_ _ _ _ _

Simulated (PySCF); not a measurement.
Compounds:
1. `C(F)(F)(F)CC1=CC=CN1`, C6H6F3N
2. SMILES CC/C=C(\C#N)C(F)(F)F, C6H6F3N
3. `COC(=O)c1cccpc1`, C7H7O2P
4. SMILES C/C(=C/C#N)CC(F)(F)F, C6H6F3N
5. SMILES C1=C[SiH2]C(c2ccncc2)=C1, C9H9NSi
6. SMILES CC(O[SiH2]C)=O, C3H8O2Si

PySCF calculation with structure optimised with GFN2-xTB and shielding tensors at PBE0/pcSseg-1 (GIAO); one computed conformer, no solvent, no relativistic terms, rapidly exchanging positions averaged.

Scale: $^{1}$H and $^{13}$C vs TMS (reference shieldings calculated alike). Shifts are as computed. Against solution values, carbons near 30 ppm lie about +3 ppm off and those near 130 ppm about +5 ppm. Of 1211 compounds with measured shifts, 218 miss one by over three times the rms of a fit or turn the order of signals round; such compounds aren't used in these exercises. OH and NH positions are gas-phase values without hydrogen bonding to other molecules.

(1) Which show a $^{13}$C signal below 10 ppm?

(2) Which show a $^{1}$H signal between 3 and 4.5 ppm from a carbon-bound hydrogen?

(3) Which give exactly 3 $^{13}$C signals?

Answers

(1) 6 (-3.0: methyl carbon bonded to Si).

_ _ _ _ _

Return the whole listing, keeping every word as it is.

Task result:
Simulated (PySCF); not a measurement.
Compounds:
1. `C(F)(F)(F)CC1=CC=CN1`, C6H6F3N
2. SMILES CC/C=C(\C#N)C(F)(F)F, C6H6F3N
3. `COC(=O)c1cccpc1`, C7H7O2P
4. SMILES C/C(=C/C#N)CC(F)(F)F, C6H6F3N
5. SMILES C1=C[SiH2]C(c2ccncc2)=C1, C9H9NSi
6. SMILES CC(O[SiH2]C)=O, C3H8O2Si

PySCF calculation with structure optimised with GFN2-xTB and shielding tensors at PBE0/pcSseg-1 (GIAO); one computed conformer, no solvent, no relativistic terms, rapidly exchanging positions averaged.

Scale: $^{1}$H and $^{13}$C vs TMS (reference shieldings calculated alike). Shifts are as computed. Against solution values, carbons near 30 ppm lie about +3 ppm off and those near 130 ppm about +5 ppm. Of 1211 compounds with measured shifts, 218 miss one by over three times the rms of a fit or turn the order of signals round; such compounds aren't used in these exercises. OH and NH positions are gas-phase values without hydrogen bonding to other molecules.

(1) Which show a $^{13}$C signal below 10 ppm?

(2) Which show a $^{1}$H signal between 3 and 4.5 ppm from a carbon-bound hydrogen?

(3) Which give exactly 3 $^{13}$C signals?

Answers

(1) 6 (-3.0: methyl carbon bonded to Si).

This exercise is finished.